**Data records**
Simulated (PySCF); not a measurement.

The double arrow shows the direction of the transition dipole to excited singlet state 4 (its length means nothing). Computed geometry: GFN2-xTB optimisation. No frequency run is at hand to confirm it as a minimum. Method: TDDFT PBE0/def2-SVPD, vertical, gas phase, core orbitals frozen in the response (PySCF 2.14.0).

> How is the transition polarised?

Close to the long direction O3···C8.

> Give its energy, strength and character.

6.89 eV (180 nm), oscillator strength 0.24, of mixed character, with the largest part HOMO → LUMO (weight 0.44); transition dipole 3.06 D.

**Brief**
Please reproduce the lines from the line with "the transition polarised?" to the line with "strength and character.", both ends included, exactly as they appear above.

**Reply**
> How is the transition polarised?

Close to the long direction O3···C8.

> Give its energy, strength and character.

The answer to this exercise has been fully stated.